## [Records supplied]
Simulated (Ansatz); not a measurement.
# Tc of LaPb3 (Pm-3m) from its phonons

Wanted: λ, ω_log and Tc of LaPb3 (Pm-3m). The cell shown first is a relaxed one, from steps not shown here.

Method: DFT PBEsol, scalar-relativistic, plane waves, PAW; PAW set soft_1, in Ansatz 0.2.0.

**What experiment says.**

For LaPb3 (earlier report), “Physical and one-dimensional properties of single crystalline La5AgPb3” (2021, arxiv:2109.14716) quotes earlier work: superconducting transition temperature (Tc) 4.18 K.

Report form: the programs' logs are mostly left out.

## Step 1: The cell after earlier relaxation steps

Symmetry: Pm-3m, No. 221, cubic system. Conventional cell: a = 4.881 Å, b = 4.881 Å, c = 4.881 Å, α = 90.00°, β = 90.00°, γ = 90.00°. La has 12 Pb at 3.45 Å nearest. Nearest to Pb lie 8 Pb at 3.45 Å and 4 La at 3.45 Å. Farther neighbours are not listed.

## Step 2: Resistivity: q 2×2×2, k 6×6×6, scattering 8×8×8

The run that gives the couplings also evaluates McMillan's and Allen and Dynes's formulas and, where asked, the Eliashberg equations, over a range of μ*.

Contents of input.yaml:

## [Exercise]
From the material above, set down exactly the lines starting at the one with "## Step 2: Resistivity: q" and ending at the one with "The run that", end lines included.

## [Worked solution]
## Step 2: Resistivity: q 2×2×2, k 6×6×6, scattering 8×8×8

The run that gives the couplings also evaluates McMillan's and Allen and Dynes's formulas and, where asked, the Eliashberg equations, over a range of μ*.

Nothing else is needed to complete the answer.